# WORK ORDER
Copy the data as given. No line may be skipped.

# RECORD EXCERPTS
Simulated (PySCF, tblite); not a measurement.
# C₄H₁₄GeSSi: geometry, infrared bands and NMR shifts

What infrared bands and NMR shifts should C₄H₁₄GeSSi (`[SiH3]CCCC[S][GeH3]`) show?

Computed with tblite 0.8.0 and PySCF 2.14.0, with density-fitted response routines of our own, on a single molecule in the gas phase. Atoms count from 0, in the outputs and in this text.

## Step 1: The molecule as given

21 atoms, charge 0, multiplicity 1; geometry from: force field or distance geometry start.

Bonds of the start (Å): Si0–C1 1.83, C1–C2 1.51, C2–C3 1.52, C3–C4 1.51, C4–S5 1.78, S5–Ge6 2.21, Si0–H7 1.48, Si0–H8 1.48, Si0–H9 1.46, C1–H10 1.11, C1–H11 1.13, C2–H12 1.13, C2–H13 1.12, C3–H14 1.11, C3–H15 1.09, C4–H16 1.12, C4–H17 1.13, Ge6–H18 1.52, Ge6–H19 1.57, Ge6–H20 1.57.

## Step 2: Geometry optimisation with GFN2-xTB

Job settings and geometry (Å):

# ANSWER AREA
Simulated (PySCF, tblite); not a measurement.
# C₄H₁₄GeSSi: geometry, infrared bands and NMR shifts

What infrared bands and NMR shifts should C₄H₁₄GeSSi (`[SiH3]CCCC[S][GeH3]`) show?

Computed with tblite 0.8.0 and PySCF 2.14.0, with density-fitted response routines of our own, on a single molecule in the gas phase. Atoms count from 0, in the outputs and in this text.

## Step 1: The molecule as given

21 atoms, charge 0, multiplicity 1; geometry from: force field or distance geometry start.

Bonds of the start (Å): Si0–C1 1.83, C1–C2 1.51, C2–C3 1.52, C3–C4 1.51, C4–S5 1.78, S5–Ge6 2.21, Si0–H7 1.48, Si0–H8 1.48, Si0–H9 1.46, C1–H10 1.11, C1–H11 1.13, C2–H12 1.13, C2–H13 1.12, C3–H14 1.11, C3–H15 1.09, C4–H16 1.12, C4–H17 1.13, Ge6–H18 1.52, Ge6–H19 1.57, Ge6–H20 1.57.

## Step 2: Geometry optimisation with GFN2-xTB

Job settings and geometry (Å):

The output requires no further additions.